#####

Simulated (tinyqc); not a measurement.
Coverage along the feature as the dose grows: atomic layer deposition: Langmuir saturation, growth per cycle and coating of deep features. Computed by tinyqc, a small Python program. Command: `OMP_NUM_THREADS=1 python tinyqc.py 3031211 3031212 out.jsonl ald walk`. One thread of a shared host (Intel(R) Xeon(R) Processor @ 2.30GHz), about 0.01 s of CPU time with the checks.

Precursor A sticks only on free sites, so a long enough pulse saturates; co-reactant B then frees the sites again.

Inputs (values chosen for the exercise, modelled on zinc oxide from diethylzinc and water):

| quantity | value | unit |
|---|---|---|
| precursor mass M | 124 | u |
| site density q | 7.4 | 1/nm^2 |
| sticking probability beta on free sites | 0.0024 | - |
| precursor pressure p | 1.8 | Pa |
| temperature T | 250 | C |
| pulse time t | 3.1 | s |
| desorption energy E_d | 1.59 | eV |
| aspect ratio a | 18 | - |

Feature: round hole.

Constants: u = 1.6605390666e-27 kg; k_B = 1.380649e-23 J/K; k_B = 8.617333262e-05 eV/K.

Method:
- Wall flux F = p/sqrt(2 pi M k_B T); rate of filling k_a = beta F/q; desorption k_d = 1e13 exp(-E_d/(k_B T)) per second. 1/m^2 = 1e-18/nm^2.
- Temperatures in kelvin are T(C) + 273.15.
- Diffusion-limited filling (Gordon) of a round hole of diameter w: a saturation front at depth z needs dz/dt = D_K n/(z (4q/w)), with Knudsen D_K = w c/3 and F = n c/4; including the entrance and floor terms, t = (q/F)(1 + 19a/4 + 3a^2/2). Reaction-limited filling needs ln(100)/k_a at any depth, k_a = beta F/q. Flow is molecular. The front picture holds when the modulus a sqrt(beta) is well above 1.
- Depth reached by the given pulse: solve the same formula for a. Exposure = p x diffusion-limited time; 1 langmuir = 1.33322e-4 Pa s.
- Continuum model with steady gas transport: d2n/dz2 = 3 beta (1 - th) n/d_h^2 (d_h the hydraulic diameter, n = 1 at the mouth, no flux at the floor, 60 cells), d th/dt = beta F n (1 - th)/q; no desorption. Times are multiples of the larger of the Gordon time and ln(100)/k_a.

#####

### WORK REQUEST
Everything from the first line above through the line that contains "- Wall flux" should be duplicated exactly, please, and nothing beyond it.

### EXERCISE OUTPUT
Simulated (tinyqc); not a measurement.
Coverage along the feature as the dose grows: atomic layer deposition: Langmuir saturation, growth per cycle and coating of deep features. Computed by tinyqc, a small Python program. Command: `OMP_NUM_THREADS=1 python tinyqc.py 3031211 3031212 out.jsonl ald walk`. One thread of a shared host (Intel(R) Xeon(R) Processor @ 2.30GHz), about 0.01 s of CPU time with the checks.

Precursor A sticks only on free sites, so a long enough pulse saturates; co-reactant B then frees the sites again.

Inputs (values chosen for the exercise, modelled on zinc oxide from diethylzinc and water):

| quantity | value | unit |
|---|---|---|
| precursor mass M | 124 | u |
| site density q | 7.4 | 1/nm^2 |
| sticking probability beta on free sites | 0.0024 | - |
| precursor pressure p | 1.8 | Pa |
| temperature T | 250 | C |
| pulse time t | 3.1 | s |
| desorption energy E_d | 1.59 | eV |
| aspect ratio a | 18 | - |

Feature: round hole.

Constants: u = 1.6605390666e-27 kg; k_B = 1.380649e-23 J/K; k_B = 8.617333262e-05 eV/K.

Method:
- Wall flux F = p/sqrt(2 pi M k_B T); rate of filling k_a = beta F/q; desorption k_d = 1e13 exp(-E_d/(k_B T)) per second. 1/m^2 = 1e-18/nm^2.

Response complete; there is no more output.